====
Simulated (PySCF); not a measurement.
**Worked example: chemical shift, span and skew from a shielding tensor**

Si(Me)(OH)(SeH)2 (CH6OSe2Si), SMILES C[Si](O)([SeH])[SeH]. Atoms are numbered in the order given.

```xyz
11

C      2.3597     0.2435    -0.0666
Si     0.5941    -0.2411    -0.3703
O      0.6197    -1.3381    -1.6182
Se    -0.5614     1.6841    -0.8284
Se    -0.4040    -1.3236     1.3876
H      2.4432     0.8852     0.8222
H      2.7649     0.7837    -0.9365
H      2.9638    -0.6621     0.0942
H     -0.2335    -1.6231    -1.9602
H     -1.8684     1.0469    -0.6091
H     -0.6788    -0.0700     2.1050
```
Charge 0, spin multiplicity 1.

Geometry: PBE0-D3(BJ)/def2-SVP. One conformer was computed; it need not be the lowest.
====

## ASSIGNED TASK
Retype the whole of the listing. Nothing may be altered or omitted.

## EXERCISE RESULT
Simulated (PySCF); not a measurement.
**Worked example: chemical shift, span and skew from a shielding tensor**

Si(Me)(OH)(SeH)2 (CH6OSe2Si), SMILES C[Si](O)([SeH])[SeH]. Atoms are numbered in the order given.

```xyz
11

C      2.3597     0.2435    -0.0666
Si     0.5941    -0.2411    -0.3703
O      0.6197    -1.3381    -1.6182
Se    -0.5614     1.6841    -0.8284
Se    -0.4040    -1.3236     1.3876
H      2.4432     0.8852     0.8222
H      2.7649     0.7837    -0.9365
H      2.9638    -0.6621     0.0942
H     -0.2335    -1.6231    -1.9602
H     -1.8684     1.0469    -0.6091
H     -0.6788    -0.0700     2.1050
```
Charge 0, spin multiplicity 1.

Geometry: PBE0-D3(BJ)/def2-SVP. One conformer was computed; it need not be the lowest.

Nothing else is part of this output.